Work task
Can the data below be set down again exactly, line for line?

Data extract
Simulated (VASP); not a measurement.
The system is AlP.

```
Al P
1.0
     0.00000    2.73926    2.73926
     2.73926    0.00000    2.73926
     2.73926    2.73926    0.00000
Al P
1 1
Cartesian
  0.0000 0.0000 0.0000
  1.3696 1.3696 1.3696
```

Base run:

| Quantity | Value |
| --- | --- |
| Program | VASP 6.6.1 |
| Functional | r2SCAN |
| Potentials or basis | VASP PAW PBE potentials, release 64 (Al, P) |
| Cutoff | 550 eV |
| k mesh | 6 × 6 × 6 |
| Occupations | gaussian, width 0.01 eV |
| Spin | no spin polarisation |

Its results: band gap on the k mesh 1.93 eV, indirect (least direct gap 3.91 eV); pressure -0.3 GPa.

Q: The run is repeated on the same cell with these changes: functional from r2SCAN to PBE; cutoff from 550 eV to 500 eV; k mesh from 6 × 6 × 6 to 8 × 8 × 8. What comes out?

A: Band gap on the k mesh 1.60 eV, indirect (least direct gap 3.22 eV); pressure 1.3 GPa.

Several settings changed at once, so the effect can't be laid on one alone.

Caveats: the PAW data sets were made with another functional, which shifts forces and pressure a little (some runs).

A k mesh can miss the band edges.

Expected answer
Simulated (VASP); not a measurement.
The system is AlP.

```
Al P
1.0
     0.00000    2.73926    2.73926
     2.73926    0.00000    2.73926
     2.73926    2.73926    0.00000
Al P
1 1
Cartesian
  0.0000 0.0000 0.0000
  1.3696 1.3696 1.3696
```

Base run:

| Quantity | Value |
| --- | --- |
| Program | VASP 6.6.1 |
| Functional | r2SCAN |
| Potentials or basis | VASP PAW PBE potentials, release 64 (Al, P) |
| Cutoff | 550 eV |
| k mesh | 6 × 6 × 6 |
| Occupations | gaussian, width 0.01 eV |
| Spin | no spin polarisation |

Its results: band gap on the k mesh 1.93 eV, indirect (least direct gap 3.91 eV); pressure -0.3 GPa.

Q: The run is repeated on the same cell with these changes: functional from r2SCAN to PBE; cutoff from 550 eV to 500 eV; k mesh from 6 × 6 × 6 to 8 × 8 × 8. What comes out?

A: Band gap on the k mesh 1.60 eV, indirect (least direct gap 3.22 eV); pressure 1.3 GPa.

Several settings changed at once, so the effect can't be laid on one alone.

Caveats: the PAW data sets were made with another functional, which shifts forces and pressure a little (some runs).

A k mesh can miss the band edges.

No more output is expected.